▸ Material supplied:
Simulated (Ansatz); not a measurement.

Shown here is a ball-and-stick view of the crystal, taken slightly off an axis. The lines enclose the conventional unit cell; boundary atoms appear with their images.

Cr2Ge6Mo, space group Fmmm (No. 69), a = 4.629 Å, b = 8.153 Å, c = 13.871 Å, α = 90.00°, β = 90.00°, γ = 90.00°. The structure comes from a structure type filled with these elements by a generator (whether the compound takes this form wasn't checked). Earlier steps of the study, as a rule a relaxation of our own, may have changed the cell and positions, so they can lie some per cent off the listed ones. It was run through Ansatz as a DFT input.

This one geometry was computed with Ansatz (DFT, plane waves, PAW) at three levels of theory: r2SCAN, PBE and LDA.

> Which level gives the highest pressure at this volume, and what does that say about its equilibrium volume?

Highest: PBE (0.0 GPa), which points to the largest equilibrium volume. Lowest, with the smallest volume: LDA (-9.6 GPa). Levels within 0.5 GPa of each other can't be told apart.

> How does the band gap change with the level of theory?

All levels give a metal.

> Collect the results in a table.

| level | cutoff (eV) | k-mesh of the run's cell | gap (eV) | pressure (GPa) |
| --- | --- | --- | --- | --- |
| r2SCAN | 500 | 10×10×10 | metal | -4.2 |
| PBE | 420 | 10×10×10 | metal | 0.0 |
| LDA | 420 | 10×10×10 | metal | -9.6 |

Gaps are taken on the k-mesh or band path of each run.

▸ Requirement: The first line of the data, the line with "This one geometry", and all lines in between are to be copied exactly. Leave out everything else.

▸ Written solution:
Simulated (Ansatz); not a measurement.

Shown here is a ball-and-stick view of the crystal, taken slightly off an axis. The lines enclose the conventional unit cell; boundary atoms appear with their images.

Cr2Ge6Mo, space group Fmmm (No. 69), a = 4.629 Å, b = 8.153 Å, c = 13.871 Å, α = 90.00°, β = 90.00°, γ = 90.00°. The structure comes from a structure type filled with these elements by a generator (whether the compound takes this form wasn't checked). Earlier steps of the study, as a rule a relaxation of our own, may have changed the cell and positions, so they can lie some per cent off the listed ones. It was run through Ansatz as a DFT input.

This one geometry was computed with Ansatz (DFT, plane waves, PAW) at three levels of theory: r2SCAN, PBE and LDA.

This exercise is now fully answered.